------------
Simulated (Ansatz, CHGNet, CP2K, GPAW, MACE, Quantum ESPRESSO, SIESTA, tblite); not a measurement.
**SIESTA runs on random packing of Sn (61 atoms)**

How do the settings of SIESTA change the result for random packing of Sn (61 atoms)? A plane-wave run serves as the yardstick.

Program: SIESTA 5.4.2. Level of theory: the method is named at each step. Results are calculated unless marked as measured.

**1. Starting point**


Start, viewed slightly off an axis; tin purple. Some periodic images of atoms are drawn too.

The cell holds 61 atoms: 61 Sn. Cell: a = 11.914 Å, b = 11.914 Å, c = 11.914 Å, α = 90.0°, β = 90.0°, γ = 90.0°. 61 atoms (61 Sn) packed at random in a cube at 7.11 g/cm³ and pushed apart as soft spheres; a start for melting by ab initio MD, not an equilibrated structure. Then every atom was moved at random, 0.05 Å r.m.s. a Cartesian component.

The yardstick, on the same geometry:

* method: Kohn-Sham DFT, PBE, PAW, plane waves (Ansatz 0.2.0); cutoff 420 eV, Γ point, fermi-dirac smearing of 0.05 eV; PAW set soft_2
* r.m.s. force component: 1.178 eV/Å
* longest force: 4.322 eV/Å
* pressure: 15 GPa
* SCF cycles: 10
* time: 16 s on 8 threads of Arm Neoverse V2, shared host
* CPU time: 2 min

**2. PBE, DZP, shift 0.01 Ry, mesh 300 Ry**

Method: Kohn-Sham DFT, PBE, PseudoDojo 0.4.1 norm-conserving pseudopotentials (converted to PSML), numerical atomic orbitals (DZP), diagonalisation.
------------

REQUIREMENT —
Only one stretch of the data above is needed. Restate it word for word, from the line containing "Start, viewed slightly" through the line containing "force: 4.322 eV/Å", both ends included.

EXPECTED ANSWER —
Start, viewed slightly off an axis; tin purple. Some periodic images of atoms are drawn too.

The cell holds 61 atoms: 61 Sn. Cell: a = 11.914 Å, b = 11.914 Å, c = 11.914 Å, α = 90.0°, β = 90.0°, γ = 90.0°. 61 atoms (61 Sn) packed at random in a cube at 7.11 g/cm³ and pushed apart as soft spheres; a start for melting by ab initio MD, not an equilibrated structure. Then every atom was moved at random, 0.05 Å r.m.s. a Cartesian component.

The yardstick, on the same geometry:

* method: Kohn-Sham DFT, PBE, PAW, plane waves (Ansatz 0.2.0); cutoff 420 eV, Γ point, fermi-dirac smearing of 0.05 eV; PAW set soft_2
* r.m.s. force component: 1.178 eV/Å
* longest force: 4.322 eV/Å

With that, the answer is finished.